──────────

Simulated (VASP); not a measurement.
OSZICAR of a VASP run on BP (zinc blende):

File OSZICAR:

──────────

● Requirement
Would you mind copying all of the records exactly?

● Reply
Simulated (VASP); not a measurement.
OSZICAR of a VASP run on BP (zinc blende):

File OSZICAR:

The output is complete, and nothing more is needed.